◆ **BRIEF**: Please retype, unchanged, each line from the top of the material below through the line where "width 0.1 eV |" appears.

◆ **RECORDED INFORMATION**:
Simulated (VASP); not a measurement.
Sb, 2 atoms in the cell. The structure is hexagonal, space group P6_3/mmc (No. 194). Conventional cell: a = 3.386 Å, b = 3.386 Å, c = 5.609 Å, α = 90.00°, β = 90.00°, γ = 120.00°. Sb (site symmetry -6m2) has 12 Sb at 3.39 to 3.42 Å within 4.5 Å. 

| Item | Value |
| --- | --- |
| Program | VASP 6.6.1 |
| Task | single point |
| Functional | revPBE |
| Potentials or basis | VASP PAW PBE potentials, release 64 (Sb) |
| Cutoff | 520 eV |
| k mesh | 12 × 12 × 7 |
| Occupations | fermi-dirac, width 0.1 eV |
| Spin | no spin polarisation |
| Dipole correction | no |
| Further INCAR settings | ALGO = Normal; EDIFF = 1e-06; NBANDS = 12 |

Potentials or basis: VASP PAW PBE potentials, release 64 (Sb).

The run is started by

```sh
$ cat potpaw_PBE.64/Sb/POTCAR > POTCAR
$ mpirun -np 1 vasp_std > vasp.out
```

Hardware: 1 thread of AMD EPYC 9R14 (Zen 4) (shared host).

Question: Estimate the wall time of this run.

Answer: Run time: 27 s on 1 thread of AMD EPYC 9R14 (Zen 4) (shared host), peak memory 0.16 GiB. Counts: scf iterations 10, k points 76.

◆ **RESPONSE**:
Simulated (VASP); not a measurement.
Sb, 2 atoms in the cell. The structure is hexagonal, space group P6_3/mmc (No. 194). Conventional cell: a = 3.386 Å, b = 3.386 Å, c = 5.609 Å, α = 90.00°, β = 90.00°, γ = 120.00°. Sb (site symmetry -6m2) has 12 Sb at 3.39 to 3.42 Å within 4.5 Å. 

| Item | Value |
| --- | --- |
| Program | VASP 6.6.1 |
| Task | single point |
| Functional | revPBE |
| Potentials or basis | VASP PAW PBE potentials, release 64 (Sb) |
| Cutoff | 520 eV |
| k mesh | 12 × 12 × 7 |
| Occupations | fermi-dirac, width 0.1 eV |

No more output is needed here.